WORK REQUEST - Set down, character for character, everything in the records below from the line holding "cell | 90 | 218 |" down to the line holding "Atom by atom", and no other line.

DATA RECORDS -
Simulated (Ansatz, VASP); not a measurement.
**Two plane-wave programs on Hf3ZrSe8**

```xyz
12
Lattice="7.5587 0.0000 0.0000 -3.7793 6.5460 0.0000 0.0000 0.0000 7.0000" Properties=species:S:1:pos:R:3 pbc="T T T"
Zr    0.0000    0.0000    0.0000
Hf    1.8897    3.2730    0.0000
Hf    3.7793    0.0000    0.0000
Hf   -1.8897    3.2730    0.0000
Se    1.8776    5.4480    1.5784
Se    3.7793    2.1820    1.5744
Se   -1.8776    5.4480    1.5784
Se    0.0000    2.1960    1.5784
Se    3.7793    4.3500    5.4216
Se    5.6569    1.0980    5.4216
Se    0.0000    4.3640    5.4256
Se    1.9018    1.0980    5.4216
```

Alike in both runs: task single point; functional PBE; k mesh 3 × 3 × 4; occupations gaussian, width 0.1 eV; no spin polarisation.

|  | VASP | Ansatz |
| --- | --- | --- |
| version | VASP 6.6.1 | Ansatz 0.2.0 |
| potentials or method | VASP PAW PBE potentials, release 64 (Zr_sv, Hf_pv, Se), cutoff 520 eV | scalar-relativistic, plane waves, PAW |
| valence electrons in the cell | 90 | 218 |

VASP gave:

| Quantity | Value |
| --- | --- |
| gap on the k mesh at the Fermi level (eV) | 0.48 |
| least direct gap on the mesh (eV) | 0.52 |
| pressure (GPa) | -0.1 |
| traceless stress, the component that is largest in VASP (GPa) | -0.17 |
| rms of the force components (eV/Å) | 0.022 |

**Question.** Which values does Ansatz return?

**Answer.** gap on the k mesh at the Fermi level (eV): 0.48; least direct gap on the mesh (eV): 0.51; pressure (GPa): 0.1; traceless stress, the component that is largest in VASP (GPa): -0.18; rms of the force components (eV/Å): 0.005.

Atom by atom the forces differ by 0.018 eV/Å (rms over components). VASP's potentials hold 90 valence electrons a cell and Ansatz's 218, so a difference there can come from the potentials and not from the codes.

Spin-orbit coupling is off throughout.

EXERCISE ANSWER -
| valence electrons in the cell | 90 | 218 |

VASP gave:

| Quantity | Value |
| --- | --- |
| gap on the k mesh at the Fermi level (eV) | 0.48 |
| least direct gap on the mesh (eV) | 0.52 |
| pressure (GPa) | -0.1 |
| traceless stress, the component that is largest in VASP (GPa) | -0.17 |
| rms of the force components (eV/Å) | 0.022 |

**Question.** Which values does Ansatz return?

**Answer.** gap on the k mesh at the Fermi level (eV): 0.48; least direct gap on the mesh (eV): 0.51; pressure (GPa): 0.1; traceless stress, the component that is largest in VASP (GPa): -0.18; rms of the force components (eV/Å): 0.005.

Atom by atom the forces differ by 0.018 eV/Å (rms over components). VASP's potentials hold 90 valence electrons a cell and Ansatz's 218, so a difference there can come from the potentials and not from the codes.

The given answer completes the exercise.